**Dataset:**
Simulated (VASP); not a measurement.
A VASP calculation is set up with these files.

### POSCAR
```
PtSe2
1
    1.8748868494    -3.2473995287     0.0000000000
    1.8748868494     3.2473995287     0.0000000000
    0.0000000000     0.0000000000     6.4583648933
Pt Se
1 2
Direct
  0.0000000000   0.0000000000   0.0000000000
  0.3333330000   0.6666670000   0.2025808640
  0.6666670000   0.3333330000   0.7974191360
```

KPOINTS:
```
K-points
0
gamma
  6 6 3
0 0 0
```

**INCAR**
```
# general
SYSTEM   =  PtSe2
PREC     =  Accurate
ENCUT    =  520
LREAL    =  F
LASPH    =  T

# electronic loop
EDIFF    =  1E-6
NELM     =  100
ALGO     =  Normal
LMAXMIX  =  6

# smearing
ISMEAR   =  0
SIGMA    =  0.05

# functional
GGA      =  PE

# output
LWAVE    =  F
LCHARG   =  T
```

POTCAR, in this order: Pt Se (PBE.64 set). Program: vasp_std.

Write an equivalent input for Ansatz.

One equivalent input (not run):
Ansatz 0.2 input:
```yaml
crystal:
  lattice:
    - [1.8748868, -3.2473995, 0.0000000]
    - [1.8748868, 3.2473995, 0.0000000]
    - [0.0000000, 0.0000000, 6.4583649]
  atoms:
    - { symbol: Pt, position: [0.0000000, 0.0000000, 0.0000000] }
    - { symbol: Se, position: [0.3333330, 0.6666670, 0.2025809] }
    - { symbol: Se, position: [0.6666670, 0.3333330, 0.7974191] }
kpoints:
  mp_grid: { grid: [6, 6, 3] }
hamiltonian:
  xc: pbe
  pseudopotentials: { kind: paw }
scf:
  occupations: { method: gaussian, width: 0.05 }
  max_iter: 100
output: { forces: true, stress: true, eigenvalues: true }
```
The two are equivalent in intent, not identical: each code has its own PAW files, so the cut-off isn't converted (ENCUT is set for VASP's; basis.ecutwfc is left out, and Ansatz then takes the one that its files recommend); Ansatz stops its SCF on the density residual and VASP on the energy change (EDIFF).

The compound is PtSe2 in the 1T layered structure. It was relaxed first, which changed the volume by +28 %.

**Work request:**
Where the listing above reaches the line that contains "One equivalent input", start retyping, and finish with the line that contains "The two are"; reproduce those lines exactly and no others.

**Written reply:**
One equivalent input (not run):
Ansatz 0.2 input:
```yaml
crystal:
  lattice:
    - [1.8748868, -3.2473995, 0.0000000]
    - [1.8748868, 3.2473995, 0.0000000]
    - [0.0000000, 0.0000000, 6.4583649]
  atoms:
    - { symbol: Pt, position: [0.0000000, 0.0000000, 0.0000000] }
    - { symbol: Se, position: [0.3333330, 0.6666670, 0.2025809] }
    - { symbol: Se, position: [0.6666670, 0.3333330, 0.7974191] }
kpoints:
  mp_grid: { grid: [6, 6, 3] }
hamiltonian:
  xc: pbe
  pseudopotentials: { kind: paw }
scf:
  occupations: { method: gaussian, width: 0.05 }
  max_iter: 100
output: { forces: true, stress: true, eigenvalues: true }
```
The two are equivalent in intent, not identical: each code has its own PAW files, so the cut-off isn't converted (ENCUT is set for VASP's; basis.ecutwfc is left out, and Ansatz then takes the one that its files recommend); Ansatz stops its SCF on the density residual and VASP on the energy change (EDIFF).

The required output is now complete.